Start of SUPPLIED RECORDS
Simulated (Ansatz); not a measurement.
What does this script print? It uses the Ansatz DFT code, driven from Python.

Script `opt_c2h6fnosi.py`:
End of SUPPLIED RECORDS

BRIEF - Transcribe the whole listing with every word preserved.

TASK RESPONSE -
Simulated (Ansatz); not a measurement.
What does this script print? It uses the Ansatz DFT code, driven from Python.

Script `opt_c2h6fnosi.py`:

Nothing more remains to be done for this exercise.